Brief> Only one stretch of the listing below is wanted. Begin at the line that has "3. Solving the", stop after the line that has "4. The sum of", and repeat every line in between exactly.

Exercise data>
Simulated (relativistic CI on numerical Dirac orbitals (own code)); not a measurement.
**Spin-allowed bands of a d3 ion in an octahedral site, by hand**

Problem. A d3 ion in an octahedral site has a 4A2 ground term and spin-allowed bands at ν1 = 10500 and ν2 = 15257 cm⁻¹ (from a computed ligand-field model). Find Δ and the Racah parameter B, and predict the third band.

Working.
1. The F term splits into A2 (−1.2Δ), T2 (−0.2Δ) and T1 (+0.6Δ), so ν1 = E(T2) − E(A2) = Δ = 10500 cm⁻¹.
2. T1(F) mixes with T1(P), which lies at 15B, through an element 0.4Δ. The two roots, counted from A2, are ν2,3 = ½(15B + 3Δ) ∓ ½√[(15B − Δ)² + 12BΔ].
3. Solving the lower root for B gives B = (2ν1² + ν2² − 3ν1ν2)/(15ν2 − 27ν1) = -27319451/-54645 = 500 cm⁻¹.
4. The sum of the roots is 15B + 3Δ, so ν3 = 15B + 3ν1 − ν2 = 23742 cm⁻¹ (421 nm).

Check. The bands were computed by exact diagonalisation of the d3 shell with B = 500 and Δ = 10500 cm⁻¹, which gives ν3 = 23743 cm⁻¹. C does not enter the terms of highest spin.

Exercise answer>
3. Solving the lower root for B gives B = (2ν1² + ν2² − 3ν1ν2)/(15ν2 − 27ν1) = -27319451/-54645 = 500 cm⁻¹.
4. The sum of the roots is 15B + 3Δ, so ν3 = 15B + 3ν1 − ν2 = 23742 cm⁻¹ (421 nm).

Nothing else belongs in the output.